• _INFORMATION_
++++++++++

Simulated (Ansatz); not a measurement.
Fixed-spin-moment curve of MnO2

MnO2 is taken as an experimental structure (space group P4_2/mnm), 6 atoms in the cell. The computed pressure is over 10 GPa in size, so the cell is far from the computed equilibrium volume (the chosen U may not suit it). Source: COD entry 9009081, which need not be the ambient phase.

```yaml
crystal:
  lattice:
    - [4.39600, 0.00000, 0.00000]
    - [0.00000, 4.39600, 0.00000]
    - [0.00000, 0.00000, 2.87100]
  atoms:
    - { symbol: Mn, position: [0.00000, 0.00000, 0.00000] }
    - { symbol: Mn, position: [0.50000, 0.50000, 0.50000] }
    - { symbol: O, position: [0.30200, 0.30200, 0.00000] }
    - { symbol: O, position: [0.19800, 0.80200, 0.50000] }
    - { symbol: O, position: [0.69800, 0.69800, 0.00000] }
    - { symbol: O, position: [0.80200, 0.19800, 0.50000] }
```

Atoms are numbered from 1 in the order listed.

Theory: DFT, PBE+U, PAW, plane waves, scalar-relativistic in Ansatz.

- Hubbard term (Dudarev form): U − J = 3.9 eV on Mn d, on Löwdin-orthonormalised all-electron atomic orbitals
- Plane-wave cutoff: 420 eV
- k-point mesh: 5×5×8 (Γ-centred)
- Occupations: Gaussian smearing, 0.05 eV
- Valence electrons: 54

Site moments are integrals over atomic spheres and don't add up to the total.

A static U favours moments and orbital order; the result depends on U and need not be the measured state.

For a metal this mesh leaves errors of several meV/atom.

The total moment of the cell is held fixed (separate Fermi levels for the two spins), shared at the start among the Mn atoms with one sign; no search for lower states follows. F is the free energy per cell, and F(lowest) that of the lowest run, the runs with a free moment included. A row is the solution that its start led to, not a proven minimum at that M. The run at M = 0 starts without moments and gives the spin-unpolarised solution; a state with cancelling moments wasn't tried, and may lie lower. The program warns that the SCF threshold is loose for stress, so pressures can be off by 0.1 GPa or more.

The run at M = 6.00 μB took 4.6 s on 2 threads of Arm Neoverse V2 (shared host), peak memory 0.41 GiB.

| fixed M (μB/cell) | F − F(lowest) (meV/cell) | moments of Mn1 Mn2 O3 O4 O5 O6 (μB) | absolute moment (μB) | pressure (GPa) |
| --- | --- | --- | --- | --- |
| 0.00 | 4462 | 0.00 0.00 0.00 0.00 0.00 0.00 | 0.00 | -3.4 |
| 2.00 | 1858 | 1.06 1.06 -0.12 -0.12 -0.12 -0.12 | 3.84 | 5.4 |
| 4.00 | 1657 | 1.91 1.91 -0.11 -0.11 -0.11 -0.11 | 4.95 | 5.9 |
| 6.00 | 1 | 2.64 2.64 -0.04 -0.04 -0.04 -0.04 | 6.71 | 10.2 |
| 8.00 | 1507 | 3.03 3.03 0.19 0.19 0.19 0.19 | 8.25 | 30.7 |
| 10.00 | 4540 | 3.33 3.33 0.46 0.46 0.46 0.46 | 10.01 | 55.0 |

++++++++++

• _TASK ITEM_
Only the lines above, from the first through the one holding "For a metal", are to be output, and they must be copied exactly.

• _WRITTEN SOLUTION_
Simulated (Ansatz); not a measurement.
Fixed-spin-moment curve of MnO2

MnO2 is taken as an experimental structure (space group P4_2/mnm), 6 atoms in the cell. The computed pressure is over 10 GPa in size, so the cell is far from the computed equilibrium volume (the chosen U may not suit it). Source: COD entry 9009081, which need not be the ambient phase.

```yaml
crystal:
  lattice:
    - [4.39600, 0.00000, 0.00000]
    - [0.00000, 4.39600, 0.00000]
    - [0.00000, 0.00000, 2.87100]
  atoms:
    - { symbol: Mn, position: [0.00000, 0.00000, 0.00000] }
    - { symbol: Mn, position: [0.50000, 0.50000, 0.50000] }
    - { symbol: O, position: [0.30200, 0.30200, 0.00000] }
    - { symbol: O, position: [0.19800, 0.80200, 0.50000] }
    - { symbol: O, position: [0.69800, 0.69800, 0.00000] }
    - { symbol: O, position: [0.80200, 0.19800, 0.50000] }
```

Atoms are numbered from 1 in the order listed.

Theory: DFT, PBE+U, PAW, plane waves, scalar-relativistic in Ansatz.

- Hubbard term (Dudarev form): U − J = 3.9 eV on Mn d, on Löwdin-orthonormalised all-electron atomic orbitals
- Plane-wave cutoff: 420 eV
- k-point mesh: 5×5×8 (Γ-centred)
- Occupations: Gaussian smearing, 0.05 eV
- Valence electrons: 54

Site moments are integrals over atomic spheres and don't add up to the total.

A static U favours moments and orbital order; the result depends on U and need not be the measured state.

For a metal this mesh leaves errors of several meV/atom.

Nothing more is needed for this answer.